RECORDED INFORMATION: Begin

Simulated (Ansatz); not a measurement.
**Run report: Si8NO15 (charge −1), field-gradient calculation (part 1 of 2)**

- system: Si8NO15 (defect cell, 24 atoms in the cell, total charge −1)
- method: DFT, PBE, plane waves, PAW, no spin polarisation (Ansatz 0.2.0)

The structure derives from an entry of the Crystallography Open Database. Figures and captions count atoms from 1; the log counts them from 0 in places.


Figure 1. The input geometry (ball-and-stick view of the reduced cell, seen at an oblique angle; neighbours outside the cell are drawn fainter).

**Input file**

RECORDED INFORMATION: End

Your reply is to repeat, unchanged, the lines above running from the one with "- system: Si8NO15" up to and including the one with "Figure 1. The".

- system: Si8NO15 (defect cell, 24 atoms in the cell, total charge −1)
- method: DFT, PBE, plane waves, PAW, no spin polarisation (Ansatz 0.2.0)

The structure derives from an entry of the Crystallography Open Database. Figures and captions count atoms from 1; the log counts them from 0 in places.


Figure 1. The input geometry (ball-and-stick view of the reduced cell, seen at an oblique angle; neighbours outside the cell are drawn fainter).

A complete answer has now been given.